* Work item
Give again, word for word, every line in the entries below from the line with "Task: Fit y" up to and including the line with "The run gave", and no other line.

══════════════════════════════

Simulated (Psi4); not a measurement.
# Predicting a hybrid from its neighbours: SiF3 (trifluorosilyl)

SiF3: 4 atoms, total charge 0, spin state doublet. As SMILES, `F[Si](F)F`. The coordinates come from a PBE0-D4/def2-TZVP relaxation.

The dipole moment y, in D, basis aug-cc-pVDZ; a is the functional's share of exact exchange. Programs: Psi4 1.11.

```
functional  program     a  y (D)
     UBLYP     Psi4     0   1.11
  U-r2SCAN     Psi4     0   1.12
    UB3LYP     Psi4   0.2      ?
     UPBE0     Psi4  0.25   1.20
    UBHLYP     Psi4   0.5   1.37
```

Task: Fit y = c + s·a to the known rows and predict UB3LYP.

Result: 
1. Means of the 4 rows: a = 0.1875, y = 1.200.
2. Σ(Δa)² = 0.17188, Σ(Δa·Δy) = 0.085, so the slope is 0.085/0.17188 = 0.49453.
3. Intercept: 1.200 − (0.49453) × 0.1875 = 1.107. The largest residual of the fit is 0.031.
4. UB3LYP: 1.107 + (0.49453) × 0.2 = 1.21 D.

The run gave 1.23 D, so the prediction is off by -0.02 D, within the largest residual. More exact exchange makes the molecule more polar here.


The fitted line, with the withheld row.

══════════════════════════════

* Response area
Task: Fit y = c + s·a to the known rows and predict UB3LYP.

Result: 
1. Means of the 4 rows: a = 0.1875, y = 1.200.
2. Σ(Δa)² = 0.17188, Σ(Δa·Δy) = 0.085, so the slope is 0.085/0.17188 = 0.49453.
3. Intercept: 1.200 − (0.49453) × 0.1875 = 1.107. The largest residual of the fit is 0.031.
4. UB3LYP: 1.107 + (0.49453) × 0.2 = 1.21 D.

The run gave 1.23 D, so the prediction is off by -0.02 D, within the largest residual. More exact exchange makes the molecule more polar here.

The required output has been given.